*** Opening of AVAILABLE DATA ***
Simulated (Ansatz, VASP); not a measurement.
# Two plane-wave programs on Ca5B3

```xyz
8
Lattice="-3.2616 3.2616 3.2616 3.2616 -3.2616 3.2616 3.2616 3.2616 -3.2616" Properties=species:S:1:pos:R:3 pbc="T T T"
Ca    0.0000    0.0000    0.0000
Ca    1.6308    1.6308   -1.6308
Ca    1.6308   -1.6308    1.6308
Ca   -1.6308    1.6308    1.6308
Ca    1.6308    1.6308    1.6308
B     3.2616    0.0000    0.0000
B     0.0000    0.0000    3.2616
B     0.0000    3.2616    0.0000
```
*** Close of AVAILABLE DATA ***

Retype the data shown above so that each line matches the original.

#### SOLUTION:
Simulated (Ansatz, VASP); not a measurement.
# Two plane-wave programs on Ca5B3

```xyz
8
Lattice="-3.2616 3.2616 3.2616 3.2616 -3.2616 3.2616 3.2616 3.2616 -3.2616" Properties=species:S:1:pos:R:3 pbc="T T T"
Ca    0.0000    0.0000    0.0000
Ca    1.6308    1.6308   -1.6308
Ca    1.6308   -1.6308    1.6308
Ca   -1.6308    1.6308    1.6308
Ca    1.6308    1.6308    1.6308
B     3.2616    0.0000    0.0000
B     0.0000    0.0000    3.2616
B     0.0000    3.2616    0.0000
```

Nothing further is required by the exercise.